···

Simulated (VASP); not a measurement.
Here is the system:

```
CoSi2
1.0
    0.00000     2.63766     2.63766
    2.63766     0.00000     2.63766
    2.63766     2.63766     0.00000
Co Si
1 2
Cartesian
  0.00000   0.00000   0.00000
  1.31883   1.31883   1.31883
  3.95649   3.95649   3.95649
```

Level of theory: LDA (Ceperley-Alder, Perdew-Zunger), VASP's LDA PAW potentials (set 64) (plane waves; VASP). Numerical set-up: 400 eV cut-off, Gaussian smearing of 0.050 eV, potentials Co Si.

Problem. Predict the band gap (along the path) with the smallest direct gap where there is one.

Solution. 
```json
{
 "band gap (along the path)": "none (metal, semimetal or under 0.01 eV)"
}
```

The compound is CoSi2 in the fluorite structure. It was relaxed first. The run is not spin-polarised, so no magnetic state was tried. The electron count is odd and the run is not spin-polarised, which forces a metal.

···

Work task:
Write the whole listing out again exactly.

Answer area:
Simulated (VASP); not a measurement.
Here is the system:

```
CoSi2
1.0
    0.00000     2.63766     2.63766
    2.63766     0.00000     2.63766
    2.63766     2.63766     0.00000
Co Si
1 2
Cartesian
  0.00000   0.00000   0.00000
  1.31883   1.31883   1.31883
  3.95649   3.95649   3.95649
```

Level of theory: LDA (Ceperley-Alder, Perdew-Zunger), VASP's LDA PAW potentials (set 64) (plane waves; VASP). Numerical set-up: 400 eV cut-off, Gaussian smearing of 0.050 eV, potentials Co Si.

Problem. Predict the band gap (along the path) with the smallest direct gap where there is one.

Solution. 
```json
{
 "band gap (along the path)": "none (metal, semimetal or under 0.01 eV)"
}
```

The compound is CoSi2 in the fluorite structure. It was relaxed first. The run is not spin-polarised, so no magnetic state was tried. The electron count is odd and the run is not spin-polarised, which forces a metal.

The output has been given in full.